» **WORK INSTRUCTION**
Once you have read the data below, please repeat all of it exactly.

----- STORED DATA -----
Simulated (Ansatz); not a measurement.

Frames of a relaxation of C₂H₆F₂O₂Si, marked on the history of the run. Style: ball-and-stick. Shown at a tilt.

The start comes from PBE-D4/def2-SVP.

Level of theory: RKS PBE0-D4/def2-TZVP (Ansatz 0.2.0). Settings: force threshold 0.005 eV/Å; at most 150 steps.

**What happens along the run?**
-----

» **EXERCISE SOLUTION**
Simulated (Ansatz); not a measurement.

Frames of a relaxation of C₂H₆F₂O₂Si, marked on the history of the run. Style: ball-and-stick. Shown at a tilt.

The start comes from PBE-D4/def2-SVP.

Level of theory: RKS PBE0-D4/def2-TZVP (Ansatz 0.2.0). Settings: force threshold 0.005 eV/Å; at most 150 steps.

**What happens along the run?**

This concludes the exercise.